> [WORK INSTRUCTION]
Please make an exact transcription of all the data that follows.

> [DATASET EXTRACT]
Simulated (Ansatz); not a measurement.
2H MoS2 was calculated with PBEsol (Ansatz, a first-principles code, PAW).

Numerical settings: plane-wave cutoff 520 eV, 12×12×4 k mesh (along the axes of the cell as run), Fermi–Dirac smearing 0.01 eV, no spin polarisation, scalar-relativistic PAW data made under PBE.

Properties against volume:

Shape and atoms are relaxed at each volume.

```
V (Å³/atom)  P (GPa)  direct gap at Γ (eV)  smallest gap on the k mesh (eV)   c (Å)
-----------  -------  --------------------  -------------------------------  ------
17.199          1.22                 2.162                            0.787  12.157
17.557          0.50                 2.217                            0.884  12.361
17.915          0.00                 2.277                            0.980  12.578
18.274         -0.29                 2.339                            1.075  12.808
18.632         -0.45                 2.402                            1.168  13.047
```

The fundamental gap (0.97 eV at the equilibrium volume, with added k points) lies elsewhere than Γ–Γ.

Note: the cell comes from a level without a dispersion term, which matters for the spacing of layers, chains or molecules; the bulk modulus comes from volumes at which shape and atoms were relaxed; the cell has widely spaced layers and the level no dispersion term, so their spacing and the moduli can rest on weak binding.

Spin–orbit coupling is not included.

> [EXERCISE OUTPUT]
Simulated (Ansatz); not a measurement.
2H MoS2 was calculated with PBEsol (Ansatz, a first-principles code, PAW).

Numerical settings: plane-wave cutoff 520 eV, 12×12×4 k mesh (along the axes of the cell as run), Fermi–Dirac smearing 0.01 eV, no spin polarisation, scalar-relativistic PAW data made under PBE.

Properties against volume:

Shape and atoms are relaxed at each volume.

```
V (Å³/atom)  P (GPa)  direct gap at Γ (eV)  smallest gap on the k mesh (eV)   c (Å)
-----------  -------  --------------------  -------------------------------  ------
17.199          1.22                 2.162                            0.787  12.157
17.557          0.50                 2.217                            0.884  12.361
17.915          0.00                 2.277                            0.980  12.578
18.274         -0.29                 2.339                            1.075  12.808
18.632         -0.45                 2.402                            1.168  13.047
```

The fundamental gap (0.97 eV at the equilibrium volume, with added k points) lies elsewhere than Γ–Γ.

Note: the cell comes from a level without a dispersion term, which matters for the spacing of layers, chains or molecules; the bulk modulus comes from volumes at which shape and atoms were relaxed; the cell has widely spaced layers and the level no dispersion term, so their spacing and the moduli can rest on weak binding.

Spin–orbit coupling is not included.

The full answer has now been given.